- [Brief]
Write each line again exactly as it is, from the opening line of the records below through the one containing "64 (Ca_sv, Se).", and add nothing.

- [Record set]
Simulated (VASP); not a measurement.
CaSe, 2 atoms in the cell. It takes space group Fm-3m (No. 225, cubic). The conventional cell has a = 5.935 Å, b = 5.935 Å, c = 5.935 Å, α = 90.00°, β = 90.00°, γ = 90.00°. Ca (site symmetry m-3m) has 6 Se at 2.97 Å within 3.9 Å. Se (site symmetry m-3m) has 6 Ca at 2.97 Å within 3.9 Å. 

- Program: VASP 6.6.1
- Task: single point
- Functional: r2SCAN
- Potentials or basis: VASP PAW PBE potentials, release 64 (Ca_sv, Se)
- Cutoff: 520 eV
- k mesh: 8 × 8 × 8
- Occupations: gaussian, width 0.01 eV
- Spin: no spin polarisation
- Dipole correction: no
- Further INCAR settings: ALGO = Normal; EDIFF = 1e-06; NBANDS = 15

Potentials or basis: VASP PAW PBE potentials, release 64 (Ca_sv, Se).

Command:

- [Answer section]
Simulated (VASP); not a measurement.
CaSe, 2 atoms in the cell. It takes space group Fm-3m (No. 225, cubic). The conventional cell has a = 5.935 Å, b = 5.935 Å, c = 5.935 Å, α = 90.00°, β = 90.00°, γ = 90.00°. Ca (site symmetry m-3m) has 6 Se at 2.97 Å within 3.9 Å. Se (site symmetry m-3m) has 6 Ca at 2.97 Å within 3.9 Å. 

- Program: VASP 6.6.1
- Task: single point
- Functional: r2SCAN
- Potentials or basis: VASP PAW PBE potentials, release 64 (Ca_sv, Se)
- Cutoff: 520 eV
- k mesh: 8 × 8 × 8
- Occupations: gaussian, width 0.01 eV
- Spin: no spin polarisation
- Dipole correction: no
- Further INCAR settings: ALGO = Normal; EDIFF = 1e-06; NBANDS = 15

Potentials or basis: VASP PAW PBE potentials, release 64 (Ca_sv, Se).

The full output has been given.